BEGIN SUPPLIED INFORMATION
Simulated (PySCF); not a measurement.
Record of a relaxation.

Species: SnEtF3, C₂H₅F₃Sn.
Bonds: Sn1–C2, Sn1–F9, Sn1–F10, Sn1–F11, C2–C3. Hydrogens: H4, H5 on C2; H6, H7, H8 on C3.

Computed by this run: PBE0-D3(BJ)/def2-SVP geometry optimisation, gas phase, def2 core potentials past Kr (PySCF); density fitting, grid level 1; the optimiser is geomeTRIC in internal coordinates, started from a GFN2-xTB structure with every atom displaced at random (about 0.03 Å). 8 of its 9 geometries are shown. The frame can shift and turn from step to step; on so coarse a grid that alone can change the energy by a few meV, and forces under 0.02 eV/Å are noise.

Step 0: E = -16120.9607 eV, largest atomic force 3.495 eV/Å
END SUPPLIED INFORMATION

ASSIGNMENT:
Reproduce the material exactly, with every line intact.

WRITTEN ANSWER:
Simulated (PySCF); not a measurement.
Record of a relaxation.

Species: SnEtF3, C₂H₅F₃Sn.
Bonds: Sn1–C2, Sn1–F9, Sn1–F10, Sn1–F11, C2–C3. Hydrogens: H4, H5 on C2; H6, H7, H8 on C3.

Computed by this run: PBE0-D3(BJ)/def2-SVP geometry optimisation, gas phase, def2 core potentials past Kr (PySCF); density fitting, grid level 1; the optimiser is geomeTRIC in internal coordinates, started from a GFN2-xTB structure with every atom displaced at random (about 0.03 Å). 8 of its 9 geometries are shown. The frame can shift and turn from step to step; on so coarse a grid that alone can change the energy by a few meV, and forces under 0.02 eV/Å are noise.

Step 0: E = -16120.9607 eV, largest atomic force 3.495 eV/Å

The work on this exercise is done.